- **Brief**: Print each record below exactly as it appears.

- **Extracted material**:
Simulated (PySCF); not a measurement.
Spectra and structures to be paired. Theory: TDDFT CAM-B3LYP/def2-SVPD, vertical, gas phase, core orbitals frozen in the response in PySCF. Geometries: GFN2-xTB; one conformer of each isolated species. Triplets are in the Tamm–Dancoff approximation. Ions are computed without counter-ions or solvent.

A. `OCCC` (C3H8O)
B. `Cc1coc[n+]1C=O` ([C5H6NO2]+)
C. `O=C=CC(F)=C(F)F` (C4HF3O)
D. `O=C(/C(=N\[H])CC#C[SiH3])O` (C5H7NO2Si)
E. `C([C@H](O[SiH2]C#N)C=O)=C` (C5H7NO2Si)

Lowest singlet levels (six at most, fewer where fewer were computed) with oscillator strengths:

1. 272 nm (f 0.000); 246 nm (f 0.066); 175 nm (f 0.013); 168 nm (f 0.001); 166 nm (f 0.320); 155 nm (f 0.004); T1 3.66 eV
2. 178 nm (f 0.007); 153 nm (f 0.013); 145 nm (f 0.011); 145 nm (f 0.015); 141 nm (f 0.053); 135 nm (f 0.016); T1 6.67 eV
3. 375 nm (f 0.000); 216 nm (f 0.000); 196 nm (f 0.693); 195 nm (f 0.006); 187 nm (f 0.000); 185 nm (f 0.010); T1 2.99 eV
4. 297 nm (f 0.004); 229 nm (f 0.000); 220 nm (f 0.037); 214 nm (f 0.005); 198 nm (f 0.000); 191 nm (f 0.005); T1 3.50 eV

- **Exercise answer**:
Simulated (PySCF); not a measurement.
Spectra and structures to be paired. Theory: TDDFT CAM-B3LYP/def2-SVPD, vertical, gas phase, core orbitals frozen in the response in PySCF. Geometries: GFN2-xTB; one conformer of each isolated species. Triplets are in the Tamm–Dancoff approximation. Ions are computed without counter-ions or solvent.

A. `OCCC` (C3H8O)
B. `Cc1coc[n+]1C=O` ([C5H6NO2]+)
C. `O=C=CC(F)=C(F)F` (C4HF3O)
D. `O=C(/C(=N\[H])CC#C[SiH3])O` (C5H7NO2Si)
E. `C([C@H](O[SiH2]C#N)C=O)=C` (C5H7NO2Si)

Lowest singlet levels (six at most, fewer where fewer were computed) with oscillator strengths:

1. 272 nm (f 0.000); 246 nm (f 0.066); 175 nm (f 0.013); 168 nm (f 0.001); 166 nm (f 0.320); 155 nm (f 0.004); T1 3.66 eV
2. 178 nm (f 0.007); 153 nm (f 0.013); 145 nm (f 0.011); 145 nm (f 0.015); 141 nm (f 0.053); 135 nm (f 0.016); T1 6.67 eV
3. 375 nm (f 0.000); 216 nm (f 0.000); 196 nm (f 0.693); 195 nm (f 0.006); 187 nm (f 0.000); 185 nm (f 0.010); T1 2.99 eV
4. 297 nm (f 0.004); 229 nm (f 0.000); 220 nm (f 0.037); 214 nm (f 0.005); 198 nm (f 0.000); 191 nm (f 0.005); T1 3.50 eV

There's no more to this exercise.